_Assigned task_. Output only the lines below from the one containing "Program: ABINIT 10.8.3." to the one containing "## (1) Set-up", exactly as written, both ends kept.

┌─ Entries supplied
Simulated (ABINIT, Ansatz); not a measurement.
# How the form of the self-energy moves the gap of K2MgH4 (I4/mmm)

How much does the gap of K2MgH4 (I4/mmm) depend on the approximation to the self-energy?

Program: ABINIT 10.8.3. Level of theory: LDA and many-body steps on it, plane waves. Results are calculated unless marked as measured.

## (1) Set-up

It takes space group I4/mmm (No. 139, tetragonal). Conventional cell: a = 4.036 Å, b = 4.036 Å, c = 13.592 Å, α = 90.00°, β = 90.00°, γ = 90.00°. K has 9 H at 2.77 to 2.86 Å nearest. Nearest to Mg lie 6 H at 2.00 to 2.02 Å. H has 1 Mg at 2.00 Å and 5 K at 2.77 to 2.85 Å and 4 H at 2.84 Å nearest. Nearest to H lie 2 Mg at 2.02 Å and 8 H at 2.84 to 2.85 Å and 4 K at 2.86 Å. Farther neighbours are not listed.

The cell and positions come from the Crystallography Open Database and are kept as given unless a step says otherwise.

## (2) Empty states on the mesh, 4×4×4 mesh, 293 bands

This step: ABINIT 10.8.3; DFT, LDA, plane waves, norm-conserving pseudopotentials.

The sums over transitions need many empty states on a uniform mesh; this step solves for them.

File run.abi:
└─

_Exercise response_.
Program: ABINIT 10.8.3. Level of theory: LDA and many-body steps on it, plane waves. Results are calculated unless marked as measured.

## (1) Set-up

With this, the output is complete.